━━ DATA LISTING

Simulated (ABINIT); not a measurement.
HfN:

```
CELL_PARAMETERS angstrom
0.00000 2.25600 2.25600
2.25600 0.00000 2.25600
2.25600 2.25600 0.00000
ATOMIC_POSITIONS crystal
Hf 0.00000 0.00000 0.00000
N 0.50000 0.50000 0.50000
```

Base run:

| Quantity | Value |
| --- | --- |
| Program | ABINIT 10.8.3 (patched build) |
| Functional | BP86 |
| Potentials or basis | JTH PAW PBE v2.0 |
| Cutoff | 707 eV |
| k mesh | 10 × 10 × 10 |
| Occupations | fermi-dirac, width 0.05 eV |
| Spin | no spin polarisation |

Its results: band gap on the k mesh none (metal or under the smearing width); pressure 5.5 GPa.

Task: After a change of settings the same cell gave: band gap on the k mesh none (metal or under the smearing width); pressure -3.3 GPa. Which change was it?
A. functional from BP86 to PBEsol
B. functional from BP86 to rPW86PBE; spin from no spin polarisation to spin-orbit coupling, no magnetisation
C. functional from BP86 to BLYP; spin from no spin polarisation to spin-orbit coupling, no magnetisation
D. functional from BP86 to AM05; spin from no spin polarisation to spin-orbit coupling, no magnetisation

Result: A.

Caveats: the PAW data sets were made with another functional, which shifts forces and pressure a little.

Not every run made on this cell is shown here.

━━━━

(ACTIVITY): Write the whole listing out again, exactly as it appears above.

(ANSWER AREA):
Simulated (ABINIT); not a measurement.
HfN:

```
CELL_PARAMETERS angstrom
0.00000 2.25600 2.25600
2.25600 0.00000 2.25600
2.25600 2.25600 0.00000
ATOMIC_POSITIONS crystal
Hf 0.00000 0.00000 0.00000
N 0.50000 0.50000 0.50000
```

Base run:

| Quantity | Value |
| --- | --- |
| Program | ABINIT 10.8.3 (patched build) |
| Functional | BP86 |
| Potentials or basis | JTH PAW PBE v2.0 |
| Cutoff | 707 eV |
| k mesh | 10 × 10 × 10 |
| Occupations | fermi-dirac, width 0.05 eV |
| Spin | no spin polarisation |

Its results: band gap on the k mesh none (metal or under the smearing width); pressure 5.5 GPa.

Task: After a change of settings the same cell gave: band gap on the k mesh none (metal or under the smearing width); pressure -3.3 GPa. Which change was it?
A. functional from BP86 to PBEsol
B. functional from BP86 to rPW86PBE; spin from no spin polarisation to spin-orbit coupling, no magnetisation
C. functional from BP86 to BLYP; spin from no spin polarisation to spin-orbit coupling, no magnetisation
D. functional from BP86 to AM05; spin from no spin polarisation to spin-orbit coupling, no magnetisation

Result: A.

Caveats: the PAW data sets were made with another functional, which shifts forces and pressure a little.

Not every run made on this cell is shown here.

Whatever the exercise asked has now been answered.